[Requirement]: Return, word for word, only the lines of the data below that lie between the line with "Main program and" and the line with "## 1. Set-up", those two lines included.

++++++++
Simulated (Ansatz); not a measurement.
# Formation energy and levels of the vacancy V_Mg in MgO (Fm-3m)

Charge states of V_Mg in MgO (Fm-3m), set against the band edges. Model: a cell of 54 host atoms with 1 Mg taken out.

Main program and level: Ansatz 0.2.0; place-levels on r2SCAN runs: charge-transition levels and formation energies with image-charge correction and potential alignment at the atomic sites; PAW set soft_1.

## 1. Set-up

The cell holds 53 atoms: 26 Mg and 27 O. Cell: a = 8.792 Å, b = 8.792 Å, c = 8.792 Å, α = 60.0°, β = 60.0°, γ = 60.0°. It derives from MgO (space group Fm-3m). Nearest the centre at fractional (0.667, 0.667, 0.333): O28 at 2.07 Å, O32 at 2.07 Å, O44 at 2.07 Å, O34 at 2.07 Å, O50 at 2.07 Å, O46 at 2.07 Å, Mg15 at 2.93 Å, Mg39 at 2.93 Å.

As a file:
++++++++

[Exercise response]:
Main program and level: Ansatz 0.2.0; place-levels on r2SCAN runs: charge-transition levels and formation energies with image-charge correction and potential alignment at the atomic sites; PAW set soft_1.

## 1. Set-up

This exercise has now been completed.